For each line of the listing, output an exact copy.

◆ ◆ ◆ ◆
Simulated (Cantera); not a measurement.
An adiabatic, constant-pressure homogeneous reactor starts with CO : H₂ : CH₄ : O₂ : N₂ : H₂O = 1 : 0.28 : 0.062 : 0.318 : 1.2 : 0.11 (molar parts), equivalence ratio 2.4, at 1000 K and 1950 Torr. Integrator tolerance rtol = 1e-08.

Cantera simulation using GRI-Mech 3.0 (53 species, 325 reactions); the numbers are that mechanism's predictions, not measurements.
◆ ◆ ◆ ◆

WORKED SOLUTION
Simulated (Cantera); not a measurement.
An adiabatic, constant-pressure homogeneous reactor starts with CO : H₂ : CH₄ : O₂ : N₂ : H₂O = 1 : 0.28 : 0.062 : 0.318 : 1.2 : 0.11 (molar parts), equivalence ratio 2.4, at 1000 K and 1950 Torr. Integrator tolerance rtol = 1e-08.

Cantera simulation using GRI-Mech 3.0 (53 species, 325 reactions); the numbers are that mechanism's predictions, not measurements.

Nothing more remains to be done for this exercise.